▸ Activity:
Only a slice of the listing below is wanted. Retype the lines from the one containing "The series has" through the one containing "each first stand?", exactly, both ends included.

----- Provided data -----

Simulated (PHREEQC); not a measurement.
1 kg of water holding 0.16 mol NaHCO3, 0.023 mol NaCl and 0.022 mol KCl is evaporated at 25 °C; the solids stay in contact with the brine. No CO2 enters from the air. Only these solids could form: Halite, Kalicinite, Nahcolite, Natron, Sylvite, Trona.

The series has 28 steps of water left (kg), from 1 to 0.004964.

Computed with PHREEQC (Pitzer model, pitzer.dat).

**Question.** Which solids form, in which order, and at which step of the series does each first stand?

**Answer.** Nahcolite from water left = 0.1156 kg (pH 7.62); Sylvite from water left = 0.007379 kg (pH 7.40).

-----

▸ Solution:
The series has 28 steps of water left (kg), from 1 to 0.004964.

Computed with PHREEQC (Pitzer model, pitzer.dat).

**Question.** Which solids form, in which order, and at which step of the series does each first stand?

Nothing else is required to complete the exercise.